<<<<

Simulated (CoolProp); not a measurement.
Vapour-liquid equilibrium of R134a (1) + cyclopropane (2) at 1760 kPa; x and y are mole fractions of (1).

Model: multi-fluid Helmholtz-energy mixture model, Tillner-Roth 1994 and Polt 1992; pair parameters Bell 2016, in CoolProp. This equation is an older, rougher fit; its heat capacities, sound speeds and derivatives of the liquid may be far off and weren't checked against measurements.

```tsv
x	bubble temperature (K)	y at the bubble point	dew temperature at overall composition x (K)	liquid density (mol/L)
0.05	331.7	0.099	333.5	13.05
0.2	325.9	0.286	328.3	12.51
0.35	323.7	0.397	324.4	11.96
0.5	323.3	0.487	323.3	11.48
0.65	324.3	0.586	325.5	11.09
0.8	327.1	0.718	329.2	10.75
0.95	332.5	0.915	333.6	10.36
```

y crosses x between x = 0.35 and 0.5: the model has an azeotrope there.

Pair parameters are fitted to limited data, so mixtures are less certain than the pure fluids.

>>>>

_Work item_. Would you reproduce the whole listing exactly as it stands?

_Task response_.
Simulated (CoolProp); not a measurement.
Vapour-liquid equilibrium of R134a (1) + cyclopropane (2) at 1760 kPa; x and y are mole fractions of (1).

Model: multi-fluid Helmholtz-energy mixture model, Tillner-Roth 1994 and Polt 1992; pair parameters Bell 2016, in CoolProp. This equation is an older, rougher fit; its heat capacities, sound speeds and derivatives of the liquid may be far off and weren't checked against measurements.

```tsv
x	bubble temperature (K)	y at the bubble point	dew temperature at overall composition x (K)	liquid density (mol/L)
0.05	331.7	0.099	333.5	13.05
0.2	325.9	0.286	328.3	12.51
0.35	323.7	0.397	324.4	11.96
0.5	323.3	0.487	323.3	11.48
0.65	324.3	0.586	325.5	11.09
0.8	327.1	0.718	329.2	10.75
0.95	332.5	0.915	333.6	10.36
```

y crosses x between x = 0.35 and 0.5: the model has an azeotrope there.

Pair parameters are fitted to limited data, so mixtures are less certain than the pure fluids.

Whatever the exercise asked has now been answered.